Work instruction: Please repeat the listing exactly, starting at its first line and stopping after the line that contains "Pressure: -1.5 GPa".

|---|

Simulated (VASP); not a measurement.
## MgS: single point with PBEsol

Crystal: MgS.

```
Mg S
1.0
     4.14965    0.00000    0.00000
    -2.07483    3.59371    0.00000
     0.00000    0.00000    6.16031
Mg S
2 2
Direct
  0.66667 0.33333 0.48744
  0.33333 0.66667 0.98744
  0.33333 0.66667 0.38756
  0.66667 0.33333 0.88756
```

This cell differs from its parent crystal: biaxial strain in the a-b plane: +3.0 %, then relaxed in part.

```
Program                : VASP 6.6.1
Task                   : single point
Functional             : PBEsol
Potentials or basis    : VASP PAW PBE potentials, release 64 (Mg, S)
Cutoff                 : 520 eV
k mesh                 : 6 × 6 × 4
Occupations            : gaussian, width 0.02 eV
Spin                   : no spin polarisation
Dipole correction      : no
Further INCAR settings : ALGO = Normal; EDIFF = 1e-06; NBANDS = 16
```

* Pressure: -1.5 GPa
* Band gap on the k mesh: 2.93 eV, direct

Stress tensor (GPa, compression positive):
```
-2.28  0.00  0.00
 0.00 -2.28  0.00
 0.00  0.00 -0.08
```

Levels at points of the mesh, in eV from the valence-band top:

|---|

Task output:
Simulated (VASP); not a measurement.
## MgS: single point with PBEsol

Crystal: MgS.

```
Mg S
1.0
     4.14965    0.00000    0.00000
    -2.07483    3.59371    0.00000
     0.00000    0.00000    6.16031
Mg S
2 2
Direct
  0.66667 0.33333 0.48744
  0.33333 0.66667 0.98744
  0.33333 0.66667 0.38756
  0.66667 0.33333 0.88756
```

This cell differs from its parent crystal: biaxial strain in the a-b plane: +3.0 %, then relaxed in part.

```
Program                : VASP 6.6.1
Task                   : single point
Functional             : PBEsol
Potentials or basis    : VASP PAW PBE potentials, release 64 (Mg, S)
Cutoff                 : 520 eV
k mesh                 : 6 × 6 × 4
Occupations            : gaussian, width 0.02 eV
Spin                   : no spin polarisation
Dipole correction      : no
Further INCAR settings : ALGO = Normal; EDIFF = 1e-06; NBANDS = 16
```

* Pressure: -1.5 GPa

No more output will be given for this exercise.